### Supplied entries
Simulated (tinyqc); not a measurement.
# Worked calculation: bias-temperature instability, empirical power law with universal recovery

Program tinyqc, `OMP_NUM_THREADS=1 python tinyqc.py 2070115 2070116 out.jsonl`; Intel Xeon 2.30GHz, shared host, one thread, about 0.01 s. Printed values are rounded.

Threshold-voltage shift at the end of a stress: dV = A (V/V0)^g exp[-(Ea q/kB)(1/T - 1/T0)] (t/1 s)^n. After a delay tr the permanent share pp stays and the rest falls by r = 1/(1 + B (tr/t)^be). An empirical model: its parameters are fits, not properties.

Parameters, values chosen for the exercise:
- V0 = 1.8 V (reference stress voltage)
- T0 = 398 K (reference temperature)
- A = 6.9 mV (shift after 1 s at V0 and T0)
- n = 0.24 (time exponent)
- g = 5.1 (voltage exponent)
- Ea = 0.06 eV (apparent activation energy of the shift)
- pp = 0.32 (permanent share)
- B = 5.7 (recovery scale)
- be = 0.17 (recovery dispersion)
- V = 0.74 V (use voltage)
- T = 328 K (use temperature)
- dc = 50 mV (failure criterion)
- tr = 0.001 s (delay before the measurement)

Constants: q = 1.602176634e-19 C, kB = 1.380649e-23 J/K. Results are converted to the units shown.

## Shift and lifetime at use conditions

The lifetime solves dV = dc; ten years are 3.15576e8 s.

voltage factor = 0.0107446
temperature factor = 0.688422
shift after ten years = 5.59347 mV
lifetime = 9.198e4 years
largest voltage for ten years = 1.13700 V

### Assignment
Return the span of lines in the data above that opens at the line with "# Worked calculation: bias-temperature" and closes at the line with "- tr = 0.001 s (delay before the measurement)", exactly, ends included, nothing else.

### Task response
# Worked calculation: bias-temperature instability, empirical power law with universal recovery

Program tinyqc, `OMP_NUM_THREADS=1 python tinyqc.py 2070115 2070116 out.jsonl`; Intel Xeon 2.30GHz, shared host, one thread, about 0.01 s. Printed values are rounded.

Threshold-voltage shift at the end of a stress: dV = A (V/V0)^g exp[-(Ea q/kB)(1/T - 1/T0)] (t/1 s)^n. After a delay tr the permanent share pp stays and the rest falls by r = 1/(1 + B (tr/t)^be). An empirical model: its parameters are fits, not properties.

Parameters, values chosen for the exercise:
- V0 = 1.8 V (reference stress voltage)
- T0 = 398 K (reference temperature)
- A = 6.9 mV (shift after 1 s at V0 and T0)
- n = 0.24 (time exponent)
- g = 5.1 (voltage exponent)
- Ea = 0.06 eV (apparent activation energy of the shift)
- pp = 0.32 (permanent share)
- B = 5.7 (recovery scale)
- be = 0.17 (recovery dispersion)
- V = 0.74 V (use voltage)
- T = 328 K (use temperature)
- dc = 50 mV (failure criterion)
- tr = 0.001 s (delay before the measurement)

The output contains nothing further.